Repeat only the lines below from the one containing "exchange-correlation grid ratio: 1" through the one containing "Si, 0.2712, 5.2486, 25.1869", inclusive, exactly as written.

--- START ---
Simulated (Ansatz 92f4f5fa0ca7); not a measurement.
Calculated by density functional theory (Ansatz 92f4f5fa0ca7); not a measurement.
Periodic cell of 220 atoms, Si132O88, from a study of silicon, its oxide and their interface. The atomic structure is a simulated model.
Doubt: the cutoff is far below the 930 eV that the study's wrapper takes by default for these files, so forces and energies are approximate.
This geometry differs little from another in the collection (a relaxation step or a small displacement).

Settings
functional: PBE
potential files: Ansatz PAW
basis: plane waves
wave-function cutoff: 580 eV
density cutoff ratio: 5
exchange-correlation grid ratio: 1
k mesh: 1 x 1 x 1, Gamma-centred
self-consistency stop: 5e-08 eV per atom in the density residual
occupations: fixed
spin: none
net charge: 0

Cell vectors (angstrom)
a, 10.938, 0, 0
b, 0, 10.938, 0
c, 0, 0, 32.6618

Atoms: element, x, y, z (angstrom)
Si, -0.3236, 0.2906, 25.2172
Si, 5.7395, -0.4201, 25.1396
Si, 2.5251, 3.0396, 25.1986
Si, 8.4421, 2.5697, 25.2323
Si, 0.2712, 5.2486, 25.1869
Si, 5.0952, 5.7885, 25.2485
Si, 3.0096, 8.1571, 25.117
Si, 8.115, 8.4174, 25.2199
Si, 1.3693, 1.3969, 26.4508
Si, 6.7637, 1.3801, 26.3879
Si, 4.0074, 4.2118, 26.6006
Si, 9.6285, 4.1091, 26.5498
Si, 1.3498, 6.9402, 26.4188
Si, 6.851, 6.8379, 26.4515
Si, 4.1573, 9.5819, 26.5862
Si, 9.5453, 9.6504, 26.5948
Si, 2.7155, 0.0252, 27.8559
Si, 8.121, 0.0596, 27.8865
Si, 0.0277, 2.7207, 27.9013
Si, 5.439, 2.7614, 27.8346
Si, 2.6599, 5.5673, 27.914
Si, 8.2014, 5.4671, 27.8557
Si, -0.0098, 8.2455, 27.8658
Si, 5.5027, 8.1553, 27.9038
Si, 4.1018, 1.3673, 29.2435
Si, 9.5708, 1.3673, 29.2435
--- END ---

Solution:
exchange-correlation grid ratio: 1
k mesh: 1 x 1 x 1, Gamma-centred
self-consistency stop: 5e-08 eV per atom in the density residual
occupations: fixed
spin: none
net charge: 0

Cell vectors (angstrom)
a, 10.938, 0, 0
b, 0, 10.938, 0
c, 0, 0, 32.6618

Atoms: element, x, y, z (angstrom)
Si, -0.3236, 0.2906, 25.2172
Si, 5.7395, -0.4201, 25.1396
Si, 2.5251, 3.0396, 25.1986
Si, 8.4421, 2.5697, 25.2323
Si, 0.2712, 5.2486, 25.1869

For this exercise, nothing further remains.